• **WORK INSTRUCTION**
Produce an exact copy of the lines below, starting at the first and ending with the line containing "Charge: 1 mol".

START GIVEN INFORMATION

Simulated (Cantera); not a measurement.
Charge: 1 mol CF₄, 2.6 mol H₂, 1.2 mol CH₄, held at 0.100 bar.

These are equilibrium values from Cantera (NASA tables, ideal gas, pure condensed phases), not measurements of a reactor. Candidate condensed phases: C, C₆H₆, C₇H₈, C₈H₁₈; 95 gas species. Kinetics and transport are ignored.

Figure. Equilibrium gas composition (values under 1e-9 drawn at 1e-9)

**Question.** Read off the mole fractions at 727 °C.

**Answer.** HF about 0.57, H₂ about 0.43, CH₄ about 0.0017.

END GIVEN INFORMATION

• **REPLY**
Simulated (Cantera); not a measurement.
Charge: 1 mol CF₄, 2.6 mol H₂, 1.2 mol CH₄, held at 0.100 bar.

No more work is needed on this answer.